__Information__
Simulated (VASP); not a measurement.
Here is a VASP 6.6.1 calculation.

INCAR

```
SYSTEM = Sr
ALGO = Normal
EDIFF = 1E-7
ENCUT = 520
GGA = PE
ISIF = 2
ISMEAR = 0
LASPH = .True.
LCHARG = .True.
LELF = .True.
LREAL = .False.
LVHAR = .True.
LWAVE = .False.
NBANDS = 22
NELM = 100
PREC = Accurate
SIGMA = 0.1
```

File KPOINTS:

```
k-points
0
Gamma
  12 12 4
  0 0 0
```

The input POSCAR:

__Work instruction__
The expected response is every record, reproduced word for word.

__Response__
Simulated (VASP); not a measurement.
Here is a VASP 6.6.1 calculation.

INCAR

```
SYSTEM = Sr
ALGO = Normal
EDIFF = 1E-7
ENCUT = 520
GGA = PE
ISIF = 2
ISMEAR = 0
LASPH = .True.
LCHARG = .True.
LELF = .True.
LREAL = .False.
LVHAR = .True.
LWAVE = .False.
NBANDS = 22
NELM = 100
PREC = Accurate
SIGMA = 0.1
```

File KPOINTS:

```
k-points
0
Gamma
  12 12 4
  0 0 0
```

The input POSCAR:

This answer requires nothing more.